# Required action:
The full set of entries, reproduced exactly, is the expected answer.

# Information:
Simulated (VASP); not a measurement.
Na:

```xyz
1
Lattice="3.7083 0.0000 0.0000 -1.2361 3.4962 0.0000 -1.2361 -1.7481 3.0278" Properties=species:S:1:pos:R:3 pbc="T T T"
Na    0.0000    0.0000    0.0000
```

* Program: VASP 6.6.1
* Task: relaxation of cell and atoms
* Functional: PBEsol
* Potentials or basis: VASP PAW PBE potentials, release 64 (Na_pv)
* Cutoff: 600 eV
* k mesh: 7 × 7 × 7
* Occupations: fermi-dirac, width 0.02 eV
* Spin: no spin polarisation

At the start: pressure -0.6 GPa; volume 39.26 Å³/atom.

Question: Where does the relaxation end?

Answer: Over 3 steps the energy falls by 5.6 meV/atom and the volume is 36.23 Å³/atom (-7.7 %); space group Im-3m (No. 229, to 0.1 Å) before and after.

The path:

# Answer space:
Simulated (VASP); not a measurement.
Na:

```xyz
1
Lattice="3.7083 0.0000 0.0000 -1.2361 3.4962 0.0000 -1.2361 -1.7481 3.0278" Properties=species:S:1:pos:R:3 pbc="T T T"
Na    0.0000    0.0000    0.0000
```

* Program: VASP 6.6.1
* Task: relaxation of cell and atoms
* Functional: PBEsol
* Potentials or basis: VASP PAW PBE potentials, release 64 (Na_pv)
* Cutoff: 600 eV
* k mesh: 7 × 7 × 7
* Occupations: fermi-dirac, width 0.02 eV
* Spin: no spin polarisation

At the start: pressure -0.6 GPa; volume 39.26 Å³/atom.

Question: Where does the relaxation end?

Answer: Over 3 steps the energy falls by 5.6 meV/atom and the volume is 36.23 Å³/atom (-7.7 %); space group Im-3m (No. 229, to 0.1 Å) before and after.

The path:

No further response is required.